Activity - Each entry below is to be duplicated verbatim.

Top of Stored data

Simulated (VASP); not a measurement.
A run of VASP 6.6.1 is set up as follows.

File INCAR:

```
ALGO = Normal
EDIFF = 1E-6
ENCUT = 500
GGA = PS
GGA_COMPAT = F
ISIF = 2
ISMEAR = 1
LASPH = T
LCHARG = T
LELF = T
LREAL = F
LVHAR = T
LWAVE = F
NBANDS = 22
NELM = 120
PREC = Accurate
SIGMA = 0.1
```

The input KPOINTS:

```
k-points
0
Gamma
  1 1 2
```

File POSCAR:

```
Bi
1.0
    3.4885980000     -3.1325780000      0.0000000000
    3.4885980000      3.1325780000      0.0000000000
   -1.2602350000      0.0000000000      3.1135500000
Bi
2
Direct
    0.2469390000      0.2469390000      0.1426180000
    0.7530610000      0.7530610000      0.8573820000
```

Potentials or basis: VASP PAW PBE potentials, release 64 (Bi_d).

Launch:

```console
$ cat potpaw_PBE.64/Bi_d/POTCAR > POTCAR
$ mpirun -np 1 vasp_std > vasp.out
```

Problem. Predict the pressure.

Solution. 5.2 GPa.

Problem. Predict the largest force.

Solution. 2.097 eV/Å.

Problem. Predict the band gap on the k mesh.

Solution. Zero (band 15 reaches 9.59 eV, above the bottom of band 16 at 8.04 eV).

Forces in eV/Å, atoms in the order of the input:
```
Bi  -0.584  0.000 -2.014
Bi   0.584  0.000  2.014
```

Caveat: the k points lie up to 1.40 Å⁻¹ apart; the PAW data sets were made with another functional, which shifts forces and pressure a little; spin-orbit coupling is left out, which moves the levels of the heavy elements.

Bottom of Stored data

Answer area -
Simulated (VASP); not a measurement.
A run of VASP 6.6.1 is set up as follows.

File INCAR:

```
ALGO = Normal
EDIFF = 1E-6
ENCUT = 500
GGA = PS
GGA_COMPAT = F
ISIF = 2
ISMEAR = 1
LASPH = T
LCHARG = T
LELF = T
LREAL = F
LVHAR = T
LWAVE = F
NBANDS = 22
NELM = 120
PREC = Accurate
SIGMA = 0.1
```

The input KPOINTS:

```
k-points
0
Gamma
  1 1 2
```

File POSCAR:

```
Bi
1.0
    3.4885980000     -3.1325780000      0.0000000000
    3.4885980000      3.1325780000      0.0000000000
   -1.2602350000      0.0000000000      3.1135500000
Bi
2
Direct
    0.2469390000      0.2469390000      0.1426180000
    0.7530610000      0.7530610000      0.8573820000
```

Potentials or basis: VASP PAW PBE potentials, release 64 (Bi_d).

Launch:

```console
$ cat potpaw_PBE.64/Bi_d/POTCAR > POTCAR
$ mpirun -np 1 vasp_std > vasp.out
```

Problem. Predict the pressure.

Solution. 5.2 GPa.

Problem. Predict the largest force.

Solution. 2.097 eV/Å.

Problem. Predict the band gap on the k mesh.

Solution. Zero (band 15 reaches 9.59 eV, above the bottom of band 16 at 8.04 eV).

Forces in eV/Å, atoms in the order of the input:
```
Bi  -0.584  0.000 -2.014
Bi   0.584  0.000  2.014
```

Caveat: the k points lie up to 1.40 Å⁻¹ apart; the PAW data sets were made with another functional, which shifts forces and pressure a little; spin-orbit coupling is left out, which moves the levels of the heavy elements.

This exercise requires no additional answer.